*Activity:* This task calls for printing every entry exactly.

*Record set:*
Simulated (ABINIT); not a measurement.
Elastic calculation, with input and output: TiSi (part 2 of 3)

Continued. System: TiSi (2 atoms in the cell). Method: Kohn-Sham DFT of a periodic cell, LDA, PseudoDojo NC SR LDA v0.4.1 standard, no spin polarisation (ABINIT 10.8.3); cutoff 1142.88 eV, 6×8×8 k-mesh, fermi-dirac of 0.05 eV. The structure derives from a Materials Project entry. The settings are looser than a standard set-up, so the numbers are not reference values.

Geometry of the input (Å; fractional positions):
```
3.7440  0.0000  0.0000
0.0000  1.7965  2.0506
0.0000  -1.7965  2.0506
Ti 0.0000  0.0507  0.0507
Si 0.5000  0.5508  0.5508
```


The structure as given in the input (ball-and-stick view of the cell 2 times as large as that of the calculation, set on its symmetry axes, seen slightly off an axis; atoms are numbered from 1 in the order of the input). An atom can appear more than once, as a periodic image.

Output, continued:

*Result:*
Simulated (ABINIT); not a measurement.
Elastic calculation, with input and output: TiSi (part 2 of 3)

Continued. System: TiSi (2 atoms in the cell). Method: Kohn-Sham DFT of a periodic cell, LDA, PseudoDojo NC SR LDA v0.4.1 standard, no spin polarisation (ABINIT 10.8.3); cutoff 1142.88 eV, 6×8×8 k-mesh, fermi-dirac of 0.05 eV. The structure derives from a Materials Project entry. The settings are looser than a standard set-up, so the numbers are not reference values.

Geometry of the input (Å; fractional positions):
```
3.7440  0.0000  0.0000
0.0000  1.7965  2.0506
0.0000  -1.7965  2.0506
Ti 0.0000  0.0507  0.0507
Si 0.5000  0.5508  0.5508
```


The structure as given in the input (ball-and-stick view of the cell 2 times as large as that of the calculation, set on its symmetry axes, seen slightly off an axis; atoms are numbered from 1 in the order of the input). An atom can appear more than once, as a periodic image.

Output, continued:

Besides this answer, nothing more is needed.